◆ **Assignment**
Line by line, transcribe the listing below exactly.

◆ **Data under study**
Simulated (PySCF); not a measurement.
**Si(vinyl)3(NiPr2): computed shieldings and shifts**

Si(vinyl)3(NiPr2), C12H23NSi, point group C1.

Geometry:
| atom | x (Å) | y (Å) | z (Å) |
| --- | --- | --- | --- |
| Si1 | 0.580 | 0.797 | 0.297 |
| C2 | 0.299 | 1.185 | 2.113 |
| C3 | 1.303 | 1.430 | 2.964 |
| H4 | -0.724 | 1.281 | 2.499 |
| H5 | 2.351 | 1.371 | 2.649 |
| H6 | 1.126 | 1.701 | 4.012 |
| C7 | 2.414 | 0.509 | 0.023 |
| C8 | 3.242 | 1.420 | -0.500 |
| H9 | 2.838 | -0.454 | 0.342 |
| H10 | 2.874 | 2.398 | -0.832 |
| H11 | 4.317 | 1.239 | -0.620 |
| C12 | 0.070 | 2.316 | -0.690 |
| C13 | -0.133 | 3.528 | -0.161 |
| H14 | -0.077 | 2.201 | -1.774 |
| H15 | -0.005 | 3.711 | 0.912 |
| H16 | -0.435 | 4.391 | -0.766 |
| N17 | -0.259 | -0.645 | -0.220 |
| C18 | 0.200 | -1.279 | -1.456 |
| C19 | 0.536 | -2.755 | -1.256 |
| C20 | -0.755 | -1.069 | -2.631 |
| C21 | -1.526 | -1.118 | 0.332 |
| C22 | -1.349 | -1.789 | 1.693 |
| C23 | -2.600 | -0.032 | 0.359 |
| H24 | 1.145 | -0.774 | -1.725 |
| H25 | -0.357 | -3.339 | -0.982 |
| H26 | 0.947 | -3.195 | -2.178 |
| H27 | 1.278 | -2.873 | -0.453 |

◆ **Exercise result**
Simulated (PySCF); not a measurement.
**Si(vinyl)3(NiPr2): computed shieldings and shifts**

Si(vinyl)3(NiPr2), C12H23NSi, point group C1.

Geometry:
| atom | x (Å) | y (Å) | z (Å) |
| --- | --- | --- | --- |
| Si1 | 0.580 | 0.797 | 0.297 |
| C2 | 0.299 | 1.185 | 2.113 |
| C3 | 1.303 | 1.430 | 2.964 |
| H4 | -0.724 | 1.281 | 2.499 |
| H5 | 2.351 | 1.371 | 2.649 |
| H6 | 1.126 | 1.701 | 4.012 |
| C7 | 2.414 | 0.509 | 0.023 |
| C8 | 3.242 | 1.420 | -0.500 |
| H9 | 2.838 | -0.454 | 0.342 |
| H10 | 2.874 | 2.398 | -0.832 |
| H11 | 4.317 | 1.239 | -0.620 |
| C12 | 0.070 | 2.316 | -0.690 |
| C13 | -0.133 | 3.528 | -0.161 |
| H14 | -0.077 | 2.201 | -1.774 |
| H15 | -0.005 | 3.711 | 0.912 |
| H16 | -0.435 | 4.391 | -0.766 |
| N17 | -0.259 | -0.645 | -0.220 |
| C18 | 0.200 | -1.279 | -1.456 |
| C19 | 0.536 | -2.755 | -1.256 |
| C20 | -0.755 | -1.069 | -2.631 |
| C21 | -1.526 | -1.118 | 0.332 |
| C22 | -1.349 | -1.789 | 1.693 |
| C23 | -2.600 | -0.032 | 0.359 |
| H24 | 1.145 | -0.774 | -1.725 |
| H25 | -0.357 | -3.339 | -0.982 |
| H26 | 0.947 | -3.195 | -2.178 |
| H27 | 1.278 | -2.873 | -0.453 |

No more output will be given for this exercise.